:: Extracted data ::
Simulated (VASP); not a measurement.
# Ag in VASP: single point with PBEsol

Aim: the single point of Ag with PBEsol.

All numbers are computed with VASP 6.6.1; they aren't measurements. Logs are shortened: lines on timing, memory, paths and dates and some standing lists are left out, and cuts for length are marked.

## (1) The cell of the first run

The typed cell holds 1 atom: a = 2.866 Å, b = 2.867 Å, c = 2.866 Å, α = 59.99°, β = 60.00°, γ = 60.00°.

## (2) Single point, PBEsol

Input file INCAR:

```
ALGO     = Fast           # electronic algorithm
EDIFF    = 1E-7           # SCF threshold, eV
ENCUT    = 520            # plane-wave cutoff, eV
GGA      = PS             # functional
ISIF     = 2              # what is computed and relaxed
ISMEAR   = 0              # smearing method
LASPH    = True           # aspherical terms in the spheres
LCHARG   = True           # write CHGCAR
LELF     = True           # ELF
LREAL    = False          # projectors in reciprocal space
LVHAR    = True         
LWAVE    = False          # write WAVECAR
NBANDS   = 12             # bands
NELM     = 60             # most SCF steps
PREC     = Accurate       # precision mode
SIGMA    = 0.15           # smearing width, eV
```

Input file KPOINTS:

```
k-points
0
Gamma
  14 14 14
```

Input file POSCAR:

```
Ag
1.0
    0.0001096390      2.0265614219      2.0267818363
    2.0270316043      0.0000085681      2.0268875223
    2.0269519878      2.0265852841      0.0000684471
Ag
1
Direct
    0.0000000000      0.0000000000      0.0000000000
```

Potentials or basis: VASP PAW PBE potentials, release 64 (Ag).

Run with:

:: Task item ::
Give the data again, unchanged in every line.

:: Exercise output ::
Simulated (VASP); not a measurement.
# Ag in VASP: single point with PBEsol

Aim: the single point of Ag with PBEsol.

All numbers are computed with VASP 6.6.1; they aren't measurements. Logs are shortened: lines on timing, memory, paths and dates and some standing lists are left out, and cuts for length are marked.

## (1) The cell of the first run

The typed cell holds 1 atom: a = 2.866 Å, b = 2.867 Å, c = 2.866 Å, α = 59.99°, β = 60.00°, γ = 60.00°.

## (2) Single point, PBEsol

Input file INCAR:

```
ALGO     = Fast           # electronic algorithm
EDIFF    = 1E-7           # SCF threshold, eV
ENCUT    = 520            # plane-wave cutoff, eV
GGA      = PS             # functional
ISIF     = 2              # what is computed and relaxed
ISMEAR   = 0              # smearing method
LASPH    = True           # aspherical terms in the spheres
LCHARG   = True           # write CHGCAR
LELF     = True           # ELF
LREAL    = False          # projectors in reciprocal space
LVHAR    = True         
LWAVE    = False          # write WAVECAR
NBANDS   = 12             # bands
NELM     = 60             # most SCF steps
PREC     = Accurate       # precision mode
SIGMA    = 0.15           # smearing width, eV
```

Input file KPOINTS:

```
k-points
0
Gamma
  14 14 14
```

Input file POSCAR:

```
Ag
1.0
    0.0001096390      2.0265614219      2.0267818363
    2.0270316043      0.0000085681      2.0268875223
    2.0269519878      2.0265852841      0.0000684471
Ag
1
Direct
    0.0000000000      0.0000000000      0.0000000000
```

Potentials or basis: VASP PAW PBE potentials, release 64 (Ag).

Run with:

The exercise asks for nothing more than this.